ACTION ITEM: What you return must match the records below exactly, down to each character.

Top of DATASET EXTRACT

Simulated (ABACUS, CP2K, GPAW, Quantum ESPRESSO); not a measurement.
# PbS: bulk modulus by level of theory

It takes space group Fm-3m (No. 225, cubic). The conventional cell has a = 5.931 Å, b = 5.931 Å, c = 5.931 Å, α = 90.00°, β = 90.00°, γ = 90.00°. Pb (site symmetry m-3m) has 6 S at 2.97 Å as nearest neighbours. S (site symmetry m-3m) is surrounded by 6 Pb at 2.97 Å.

Bottom of DATASET EXTRACT

WRITTEN REPLY:
Simulated (ABACUS, CP2K, GPAW, Quantum ESPRESSO); not a measurement.
# PbS: bulk modulus by level of theory

It takes space group Fm-3m (No. 225, cubic). The conventional cell has a = 5.931 Å, b = 5.931 Å, c = 5.931 Å, α = 90.00°, β = 90.00°, γ = 90.00°. Pb (site symmetry m-3m) has 6 S at 2.97 Å as nearest neighbours. S (site symmetry m-3m) is surrounded by 6 Pb at 2.97 Å.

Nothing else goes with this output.